*EXERCISE:*
Each of the records must appear again, exactly as it was written.

--*--

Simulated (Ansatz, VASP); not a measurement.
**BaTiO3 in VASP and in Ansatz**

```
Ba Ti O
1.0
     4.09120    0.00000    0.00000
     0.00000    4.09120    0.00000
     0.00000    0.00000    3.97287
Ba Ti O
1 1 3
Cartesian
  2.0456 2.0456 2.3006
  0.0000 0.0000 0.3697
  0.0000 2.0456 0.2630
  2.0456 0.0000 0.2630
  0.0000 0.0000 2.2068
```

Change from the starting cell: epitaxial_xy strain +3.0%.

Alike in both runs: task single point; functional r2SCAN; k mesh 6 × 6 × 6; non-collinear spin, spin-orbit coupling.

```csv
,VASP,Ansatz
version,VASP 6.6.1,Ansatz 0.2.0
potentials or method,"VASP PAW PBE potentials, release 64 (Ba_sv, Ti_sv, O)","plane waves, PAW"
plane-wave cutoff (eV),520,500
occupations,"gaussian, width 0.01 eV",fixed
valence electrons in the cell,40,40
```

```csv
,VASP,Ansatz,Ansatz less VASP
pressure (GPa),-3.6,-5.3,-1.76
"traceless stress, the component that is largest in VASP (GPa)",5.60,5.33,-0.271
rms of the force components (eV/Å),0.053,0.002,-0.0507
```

--*--

*PROBLEM SOLUTION:*
Simulated (Ansatz, VASP); not a measurement.
**BaTiO3 in VASP and in Ansatz**

```
Ba Ti O
1.0
     4.09120    0.00000    0.00000
     0.00000    4.09120    0.00000
     0.00000    0.00000    3.97287
Ba Ti O
1 1 3
Cartesian
  2.0456 2.0456 2.3006
  0.0000 0.0000 0.3697
  0.0000 2.0456 0.2630
  2.0456 0.0000 0.2630
  0.0000 0.0000 2.2068
```

Change from the starting cell: epitaxial_xy strain +3.0%.

Alike in both runs: task single point; functional r2SCAN; k mesh 6 × 6 × 6; non-collinear spin, spin-orbit coupling.

```csv
,VASP,Ansatz
version,VASP 6.6.1,Ansatz 0.2.0
potentials or method,"VASP PAW PBE potentials, release 64 (Ba_sv, Ti_sv, O)","plane waves, PAW"
plane-wave cutoff (eV),520,500
occupations,"gaussian, width 0.01 eV",fixed
valence electrons in the cell,40,40
```

```csv
,VASP,Ansatz,Ansatz less VASP
pressure (GPa),-3.6,-5.3,-1.76
"traceless stress, the component that is largest in VASP (GPa)",5.60,5.33,-0.271
rms of the force components (eV/Å),0.053,0.002,-0.0507
```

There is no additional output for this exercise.